Given entries
-----

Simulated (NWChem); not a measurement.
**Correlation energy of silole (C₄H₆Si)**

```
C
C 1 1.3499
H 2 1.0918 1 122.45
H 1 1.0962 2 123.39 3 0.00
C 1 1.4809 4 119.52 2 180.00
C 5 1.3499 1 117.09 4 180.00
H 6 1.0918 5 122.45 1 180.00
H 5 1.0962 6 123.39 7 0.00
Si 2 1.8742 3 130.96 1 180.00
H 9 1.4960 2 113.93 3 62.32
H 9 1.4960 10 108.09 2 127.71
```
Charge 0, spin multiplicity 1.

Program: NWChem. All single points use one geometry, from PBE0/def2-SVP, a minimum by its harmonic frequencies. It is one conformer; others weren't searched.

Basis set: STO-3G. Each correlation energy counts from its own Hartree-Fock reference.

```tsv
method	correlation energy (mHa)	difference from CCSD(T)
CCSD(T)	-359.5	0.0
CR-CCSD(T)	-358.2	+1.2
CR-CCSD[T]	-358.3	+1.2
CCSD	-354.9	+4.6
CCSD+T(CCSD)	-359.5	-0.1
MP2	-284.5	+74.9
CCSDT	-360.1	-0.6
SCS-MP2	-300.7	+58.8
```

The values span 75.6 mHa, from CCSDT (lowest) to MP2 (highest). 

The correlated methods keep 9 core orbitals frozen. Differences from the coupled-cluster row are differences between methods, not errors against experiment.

-----

Work request
Retype exactly, and only, the lines above from the one where "of silole (C₄H₆Si)**" occurs up to and including the one where "Program: NWChem. All" occurs.

Written response
**Correlation energy of silole (C₄H₆Si)**

```
C
C 1 1.3499
H 2 1.0918 1 122.45
H 1 1.0962 2 123.39 3 0.00
C 1 1.4809 4 119.52 2 180.00
C 5 1.3499 1 117.09 4 180.00
H 6 1.0918 5 122.45 1 180.00
H 5 1.0962 6 123.39 7 0.00
Si 2 1.8742 3 130.96 1 180.00
H 9 1.4960 2 113.93 3 62.32
H 9 1.4960 10 108.09 2 127.71
```
Charge 0, spin multiplicity 1.

Program: NWChem. All single points use one geometry, from PBE0/def2-SVP, a minimum by its harmonic frequencies. It is one conformer; others weren't searched.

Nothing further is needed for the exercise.